◆ BRIEF
What do the lines say from the start of the entries through the one containing "Program: Ansatz 0.2.0."? Repeat them exactly.

········

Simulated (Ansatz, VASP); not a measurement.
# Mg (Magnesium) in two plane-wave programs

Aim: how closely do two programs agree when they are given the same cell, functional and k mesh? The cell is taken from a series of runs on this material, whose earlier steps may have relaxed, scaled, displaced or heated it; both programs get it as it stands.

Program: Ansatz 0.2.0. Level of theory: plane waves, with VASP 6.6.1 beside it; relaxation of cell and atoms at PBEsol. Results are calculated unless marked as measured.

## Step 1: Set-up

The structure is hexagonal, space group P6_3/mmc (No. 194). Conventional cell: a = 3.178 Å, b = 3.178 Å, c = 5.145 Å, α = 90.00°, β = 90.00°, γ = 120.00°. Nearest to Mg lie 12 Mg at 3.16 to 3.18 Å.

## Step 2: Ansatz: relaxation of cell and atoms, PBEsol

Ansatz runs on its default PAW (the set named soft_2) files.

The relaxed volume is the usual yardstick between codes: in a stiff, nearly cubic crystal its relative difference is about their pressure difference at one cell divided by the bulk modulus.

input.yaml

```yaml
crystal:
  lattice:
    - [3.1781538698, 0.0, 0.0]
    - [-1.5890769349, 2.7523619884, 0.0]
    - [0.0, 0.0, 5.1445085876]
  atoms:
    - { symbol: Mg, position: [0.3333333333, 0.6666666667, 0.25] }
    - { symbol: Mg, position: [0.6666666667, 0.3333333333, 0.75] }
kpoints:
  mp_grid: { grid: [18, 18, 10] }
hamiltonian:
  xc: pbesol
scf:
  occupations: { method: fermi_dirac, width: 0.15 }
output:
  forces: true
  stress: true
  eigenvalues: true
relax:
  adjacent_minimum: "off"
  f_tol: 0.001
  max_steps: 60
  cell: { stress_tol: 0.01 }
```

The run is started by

········

◆ EXERCISE SOLUTION
Simulated (Ansatz, VASP); not a measurement.
# Mg (Magnesium) in two plane-wave programs

Aim: how closely do two programs agree when they are given the same cell, functional and k mesh? The cell is taken from a series of runs on this material, whose earlier steps may have relaxed, scaled, displaced or heated it; both programs get it as it stands.

Program: Ansatz 0.2.0. Level of theory: plane waves, with VASP 6.6.1 beside it; relaxation of cell and atoms at PBEsol. Results are calculated unless marked as measured.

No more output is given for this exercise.